Work order: In full and without edits, write out the data that follows.

····················

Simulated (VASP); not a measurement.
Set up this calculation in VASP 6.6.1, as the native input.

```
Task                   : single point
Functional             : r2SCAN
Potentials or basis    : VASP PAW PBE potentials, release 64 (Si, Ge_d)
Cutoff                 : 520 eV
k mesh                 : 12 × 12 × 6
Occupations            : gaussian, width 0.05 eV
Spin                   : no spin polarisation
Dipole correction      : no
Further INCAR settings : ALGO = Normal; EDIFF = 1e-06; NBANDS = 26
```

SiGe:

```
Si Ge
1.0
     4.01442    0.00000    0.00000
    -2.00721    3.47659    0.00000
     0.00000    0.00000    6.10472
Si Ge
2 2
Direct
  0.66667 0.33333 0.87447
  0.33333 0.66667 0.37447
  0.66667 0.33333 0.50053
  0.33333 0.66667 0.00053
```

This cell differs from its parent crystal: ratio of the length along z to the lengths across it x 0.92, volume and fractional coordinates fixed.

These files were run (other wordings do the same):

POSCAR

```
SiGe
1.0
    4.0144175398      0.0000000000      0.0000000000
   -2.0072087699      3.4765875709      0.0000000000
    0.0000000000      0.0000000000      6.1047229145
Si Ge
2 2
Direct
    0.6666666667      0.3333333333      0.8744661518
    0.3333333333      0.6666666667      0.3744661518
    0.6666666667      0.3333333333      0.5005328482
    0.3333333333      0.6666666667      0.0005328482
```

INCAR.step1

····················

Your response:
Simulated (VASP); not a measurement.
Set up this calculation in VASP 6.6.1, as the native input.

```
Task                   : single point
Functional             : r2SCAN
Potentials or basis    : VASP PAW PBE potentials, release 64 (Si, Ge_d)
Cutoff                 : 520 eV
k mesh                 : 12 × 12 × 6
Occupations            : gaussian, width 0.05 eV
Spin                   : no spin polarisation
Dipole correction      : no
Further INCAR settings : ALGO = Normal; EDIFF = 1e-06; NBANDS = 26
```

SiGe:

```
Si Ge
1.0
     4.01442    0.00000    0.00000
    -2.00721    3.47659    0.00000
     0.00000    0.00000    6.10472
Si Ge
2 2
Direct
  0.66667 0.33333 0.87447
  0.33333 0.66667 0.37447
  0.66667 0.33333 0.50053
  0.33333 0.66667 0.00053
```

This cell differs from its parent crystal: ratio of the length along z to the lengths across it x 0.92, volume and fractional coordinates fixed.

These files were run (other wordings do the same):

POSCAR

```
SiGe
1.0
    4.0144175398      0.0000000000      0.0000000000
   -2.0072087699      3.4765875709      0.0000000000
    0.0000000000      0.0000000000      6.1047229145
Si Ge
2 2
Direct
    0.6666666667      0.3333333333      0.8744661518
    0.3333333333      0.6666666667      0.3744661518
    0.6666666667      0.3333333333      0.5005328482
    0.3333333333      0.6666666667      0.0005328482
```

INCAR.step1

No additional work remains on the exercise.